## Given entries
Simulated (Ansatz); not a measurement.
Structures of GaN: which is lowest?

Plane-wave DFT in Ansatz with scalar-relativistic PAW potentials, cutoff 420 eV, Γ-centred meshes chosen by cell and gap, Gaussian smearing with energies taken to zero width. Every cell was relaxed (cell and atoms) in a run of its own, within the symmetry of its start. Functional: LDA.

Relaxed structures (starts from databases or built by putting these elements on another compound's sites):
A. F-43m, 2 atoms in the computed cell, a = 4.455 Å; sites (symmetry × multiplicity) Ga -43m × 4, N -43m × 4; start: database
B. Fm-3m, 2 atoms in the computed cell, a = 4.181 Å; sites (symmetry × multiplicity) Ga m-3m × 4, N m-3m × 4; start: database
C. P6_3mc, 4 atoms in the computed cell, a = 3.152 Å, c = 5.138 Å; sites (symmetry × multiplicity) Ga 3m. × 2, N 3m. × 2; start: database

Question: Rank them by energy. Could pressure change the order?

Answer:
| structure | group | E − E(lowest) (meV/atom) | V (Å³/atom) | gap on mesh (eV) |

## Assignment
What is needed is an exact transcription of every entry above.

## Answer section
Simulated (Ansatz); not a measurement.
Structures of GaN: which is lowest?

Plane-wave DFT in Ansatz with scalar-relativistic PAW potentials, cutoff 420 eV, Γ-centred meshes chosen by cell and gap, Gaussian smearing with energies taken to zero width. Every cell was relaxed (cell and atoms) in a run of its own, within the symmetry of its start. Functional: LDA.

Relaxed structures (starts from databases or built by putting these elements on another compound's sites):
A. F-43m, 2 atoms in the computed cell, a = 4.455 Å; sites (symmetry × multiplicity) Ga -43m × 4, N -43m × 4; start: database
B. Fm-3m, 2 atoms in the computed cell, a = 4.181 Å; sites (symmetry × multiplicity) Ga m-3m × 4, N m-3m × 4; start: database
C. P6_3mc, 4 atoms in the computed cell, a = 3.152 Å, c = 5.138 Å; sites (symmetry × multiplicity) Ga 3m. × 2, N 3m. × 2; start: database

Question: Rank them by energy. Could pressure change the order?

Answer:
| structure | group | E − E(lowest) (meV/atom) | V (Å³/atom) | gap on mesh (eV) |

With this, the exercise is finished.